---------- Extracted information
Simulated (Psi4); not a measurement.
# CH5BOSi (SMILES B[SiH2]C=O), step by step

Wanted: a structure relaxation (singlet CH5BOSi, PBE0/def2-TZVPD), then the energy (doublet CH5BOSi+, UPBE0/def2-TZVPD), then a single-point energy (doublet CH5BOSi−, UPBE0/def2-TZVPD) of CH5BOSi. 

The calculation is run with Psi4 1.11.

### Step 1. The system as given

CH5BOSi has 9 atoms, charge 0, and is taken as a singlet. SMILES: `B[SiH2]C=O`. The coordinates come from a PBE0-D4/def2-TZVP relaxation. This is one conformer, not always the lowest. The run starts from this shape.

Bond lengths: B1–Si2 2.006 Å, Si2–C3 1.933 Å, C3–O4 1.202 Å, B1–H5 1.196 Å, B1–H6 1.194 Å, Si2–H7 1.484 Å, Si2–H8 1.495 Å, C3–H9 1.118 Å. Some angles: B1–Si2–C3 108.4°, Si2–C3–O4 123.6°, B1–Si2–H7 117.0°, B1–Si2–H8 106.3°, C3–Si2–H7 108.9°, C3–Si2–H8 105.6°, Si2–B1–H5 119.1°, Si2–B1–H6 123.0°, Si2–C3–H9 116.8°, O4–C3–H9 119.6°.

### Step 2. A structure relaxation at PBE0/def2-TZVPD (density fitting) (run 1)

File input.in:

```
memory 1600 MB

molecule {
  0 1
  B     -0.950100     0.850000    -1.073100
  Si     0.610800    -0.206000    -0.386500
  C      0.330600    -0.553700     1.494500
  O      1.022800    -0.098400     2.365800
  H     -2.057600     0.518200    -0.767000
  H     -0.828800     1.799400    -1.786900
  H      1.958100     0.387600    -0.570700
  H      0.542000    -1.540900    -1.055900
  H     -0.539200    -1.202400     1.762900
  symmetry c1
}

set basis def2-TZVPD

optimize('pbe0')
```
--------------------

§ **Work request**
Word for word, restate the lines of the data above that fall between the line holding "The calculation is run with Psi4 1.11." and the line holding "CH5BOSi has 9", inclusive, and no other lines.

§ **Task result**
The calculation is run with Psi4 1.11.

### Step 1. The system as given

CH5BOSi has 9 atoms, charge 0, and is taken as a singlet. SMILES: `B[SiH2]C=O`. The coordinates come from a PBE0-D4/def2-TZVP relaxation. This is one conformer, not always the lowest. The run starts from this shape.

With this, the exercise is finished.